>>>

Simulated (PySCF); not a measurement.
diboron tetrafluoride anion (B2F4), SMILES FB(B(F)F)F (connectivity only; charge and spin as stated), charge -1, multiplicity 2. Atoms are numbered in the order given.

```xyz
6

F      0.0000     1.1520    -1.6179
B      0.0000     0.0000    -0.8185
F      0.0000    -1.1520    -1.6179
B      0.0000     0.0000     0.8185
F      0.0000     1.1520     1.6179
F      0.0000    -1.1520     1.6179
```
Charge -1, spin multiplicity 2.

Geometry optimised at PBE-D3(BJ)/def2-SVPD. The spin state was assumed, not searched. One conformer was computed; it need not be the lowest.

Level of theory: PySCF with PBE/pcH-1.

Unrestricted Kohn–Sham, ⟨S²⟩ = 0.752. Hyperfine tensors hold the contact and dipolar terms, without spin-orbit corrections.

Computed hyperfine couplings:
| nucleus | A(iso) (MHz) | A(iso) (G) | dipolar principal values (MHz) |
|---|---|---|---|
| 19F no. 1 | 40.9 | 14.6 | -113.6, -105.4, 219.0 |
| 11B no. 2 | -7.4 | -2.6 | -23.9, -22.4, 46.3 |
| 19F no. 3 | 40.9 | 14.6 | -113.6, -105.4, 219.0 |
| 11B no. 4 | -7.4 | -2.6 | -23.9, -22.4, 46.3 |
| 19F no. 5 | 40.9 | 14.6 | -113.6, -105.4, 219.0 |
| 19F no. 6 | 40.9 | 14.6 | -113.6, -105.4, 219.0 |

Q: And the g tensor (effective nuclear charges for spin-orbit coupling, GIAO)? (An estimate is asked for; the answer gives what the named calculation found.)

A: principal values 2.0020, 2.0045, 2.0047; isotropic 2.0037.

<<<

### TASK ITEM
Your response should hold the lines from the first line of the entries above through the line with "Q: And the g", each retyped exactly, and nothing else.

### WRITTEN SOLUTION
Simulated (PySCF); not a measurement.
diboron tetrafluoride anion (B2F4), SMILES FB(B(F)F)F (connectivity only; charge and spin as stated), charge -1, multiplicity 2. Atoms are numbered in the order given.

```xyz
6

F      0.0000     1.1520    -1.6179
B      0.0000     0.0000    -0.8185
F      0.0000    -1.1520    -1.6179
B      0.0000     0.0000     0.8185
F      0.0000     1.1520     1.6179
F      0.0000    -1.1520     1.6179
```
Charge -1, spin multiplicity 2.

Geometry optimised at PBE-D3(BJ)/def2-SVPD. The spin state was assumed, not searched. One conformer was computed; it need not be the lowest.

Level of theory: PySCF with PBE/pcH-1.

Unrestricted Kohn–Sham, ⟨S²⟩ = 0.752. Hyperfine tensors hold the contact and dipolar terms, without spin-orbit corrections.

Computed hyperfine couplings:
| nucleus | A(iso) (MHz) | A(iso) (G) | dipolar principal values (MHz) |
|---|---|---|---|
| 19F no. 1 | 40.9 | 14.6 | -113.6, -105.4, 219.0 |
| 11B no. 2 | -7.4 | -2.6 | -23.9, -22.4, 46.3 |
| 19F no. 3 | 40.9 | 14.6 | -113.6, -105.4, 219.0 |
| 11B no. 4 | -7.4 | -2.6 | -23.9, -22.4, 46.3 |
| 19F no. 5 | 40.9 | 14.6 | -113.6, -105.4, 219.0 |
| 19F no. 6 | 40.9 | 14.6 | -113.6, -105.4, 219.0 |

Q: And the g tensor (effective nuclear charges for spin-orbit coupling, GIAO)? (An estimate is asked for; the answer gives what the named calculation found.)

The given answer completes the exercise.